*Work order*
Word for word, restate all of the records.

(Information given begins)
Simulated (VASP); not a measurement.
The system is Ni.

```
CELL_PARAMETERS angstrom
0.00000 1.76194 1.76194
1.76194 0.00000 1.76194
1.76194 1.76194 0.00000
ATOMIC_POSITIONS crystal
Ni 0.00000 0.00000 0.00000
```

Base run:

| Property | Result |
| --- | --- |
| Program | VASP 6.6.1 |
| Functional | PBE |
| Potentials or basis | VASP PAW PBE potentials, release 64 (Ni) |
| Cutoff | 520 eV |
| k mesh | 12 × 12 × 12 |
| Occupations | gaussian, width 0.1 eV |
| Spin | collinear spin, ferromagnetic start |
(Information given ends)

*Problem solution*
Simulated (VASP); not a measurement.
The system is Ni.

```
CELL_PARAMETERS angstrom
0.00000 1.76194 1.76194
1.76194 0.00000 1.76194
1.76194 1.76194 0.00000
ATOMIC_POSITIONS crystal
Ni 0.00000 0.00000 0.00000
```

Base run:

| Property | Result |
| --- | --- |
| Program | VASP 6.6.1 |
| Functional | PBE |
| Potentials or basis | VASP PAW PBE potentials, release 64 (Ni) |
| Cutoff | 520 eV |
| k mesh | 12 × 12 × 12 |
| Occupations | gaussian, width 0.1 eV |
| Spin | collinear spin, ferromagnetic start |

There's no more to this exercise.